**TASK ITEM**:
Transcribe all of the data exactly, leaving nothing out.

==*==
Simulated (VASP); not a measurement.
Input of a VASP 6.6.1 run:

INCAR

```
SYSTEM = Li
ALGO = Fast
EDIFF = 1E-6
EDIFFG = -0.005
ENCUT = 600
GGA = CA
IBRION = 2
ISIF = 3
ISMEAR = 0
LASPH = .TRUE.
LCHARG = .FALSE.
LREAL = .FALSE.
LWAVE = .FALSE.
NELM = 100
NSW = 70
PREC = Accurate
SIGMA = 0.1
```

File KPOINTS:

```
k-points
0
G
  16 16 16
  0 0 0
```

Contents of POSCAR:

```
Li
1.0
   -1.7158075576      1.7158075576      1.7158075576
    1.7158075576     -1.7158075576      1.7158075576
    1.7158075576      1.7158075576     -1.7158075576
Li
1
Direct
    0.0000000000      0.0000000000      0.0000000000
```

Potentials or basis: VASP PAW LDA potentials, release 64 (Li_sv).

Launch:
==*==

**ANSWER SPACE**:
Simulated (VASP); not a measurement.
Input of a VASP 6.6.1 run:

INCAR

```
SYSTEM = Li
ALGO = Fast
EDIFF = 1E-6
EDIFFG = -0.005
ENCUT = 600
GGA = CA
IBRION = 2
ISIF = 3
ISMEAR = 0
LASPH = .TRUE.
LCHARG = .FALSE.
LREAL = .FALSE.
LWAVE = .FALSE.
NELM = 100
NSW = 70
PREC = Accurate
SIGMA = 0.1
```

File KPOINTS:

```
k-points
0
G
  16 16 16
  0 0 0
```

Contents of POSCAR:

```
Li
1.0
   -1.7158075576      1.7158075576      1.7158075576
    1.7158075576     -1.7158075576      1.7158075576
    1.7158075576      1.7158075576     -1.7158075576
Li
1
Direct
    0.0000000000      0.0000000000      0.0000000000
```

Potentials or basis: VASP PAW LDA potentials, release 64 (Li_sv).

Launch:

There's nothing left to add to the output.